EXTRACTED RECORDS:
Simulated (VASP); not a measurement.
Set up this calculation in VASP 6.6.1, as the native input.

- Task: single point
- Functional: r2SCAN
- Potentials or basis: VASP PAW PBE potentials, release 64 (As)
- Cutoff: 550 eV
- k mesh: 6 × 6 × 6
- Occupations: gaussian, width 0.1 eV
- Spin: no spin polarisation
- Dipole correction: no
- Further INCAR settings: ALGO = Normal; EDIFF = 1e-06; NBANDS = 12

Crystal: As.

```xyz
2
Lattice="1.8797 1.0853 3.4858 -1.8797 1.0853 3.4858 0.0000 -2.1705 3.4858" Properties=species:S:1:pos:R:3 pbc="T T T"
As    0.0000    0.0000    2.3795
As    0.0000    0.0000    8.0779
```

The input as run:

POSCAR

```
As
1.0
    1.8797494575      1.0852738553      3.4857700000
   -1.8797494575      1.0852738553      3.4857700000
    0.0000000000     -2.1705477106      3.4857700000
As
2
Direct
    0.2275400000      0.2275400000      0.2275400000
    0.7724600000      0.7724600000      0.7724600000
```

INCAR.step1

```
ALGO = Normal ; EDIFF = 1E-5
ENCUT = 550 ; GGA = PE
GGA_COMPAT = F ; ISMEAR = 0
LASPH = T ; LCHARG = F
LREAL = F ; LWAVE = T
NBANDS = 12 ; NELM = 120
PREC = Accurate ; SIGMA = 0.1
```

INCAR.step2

ASSIGNED TASK:
Output, unchanged, the lines of the listing above from the first one through the one holding "- Spin: no spin polarisation". Leave out every line after it.

YOUR RESPONSE:
Simulated (VASP); not a measurement.
Set up this calculation in VASP 6.6.1, as the native input.

- Task: single point
- Functional: r2SCAN
- Potentials or basis: VASP PAW PBE potentials, release 64 (As)
- Cutoff: 550 eV
- k mesh: 6 × 6 × 6
- Occupations: gaussian, width 0.1 eV
- Spin: no spin polarisation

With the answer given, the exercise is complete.